» **WORK ORDER**
The answer must be an exact restatement of all the data.

-=-=-=-=-

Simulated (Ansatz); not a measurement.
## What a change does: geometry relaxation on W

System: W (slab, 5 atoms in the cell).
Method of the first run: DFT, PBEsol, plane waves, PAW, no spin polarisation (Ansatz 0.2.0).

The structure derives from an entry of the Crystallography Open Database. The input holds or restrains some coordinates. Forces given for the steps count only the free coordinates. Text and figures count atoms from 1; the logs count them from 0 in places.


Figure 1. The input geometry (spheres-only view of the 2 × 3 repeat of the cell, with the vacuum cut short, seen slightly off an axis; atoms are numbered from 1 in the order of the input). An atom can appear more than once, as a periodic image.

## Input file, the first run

-=-=-=-=-

» **TASK RESPONSE**
Simulated (Ansatz); not a measurement.
## What a change does: geometry relaxation on W

System: W (slab, 5 atoms in the cell).
Method of the first run: DFT, PBEsol, plane waves, PAW, no spin polarisation (Ansatz 0.2.0).

The structure derives from an entry of the Crystallography Open Database. The input holds or restrains some coordinates. Forces given for the steps count only the free coordinates. Text and figures count atoms from 1; the logs count them from 0 in places.


Figure 1. The input geometry (spheres-only view of the 2 × 3 repeat of the cell, with the vacuum cut short, seen slightly off an axis; atoms are numbered from 1 in the order of the input). An atom can appear more than once, as a periodic image.

## Input file, the first run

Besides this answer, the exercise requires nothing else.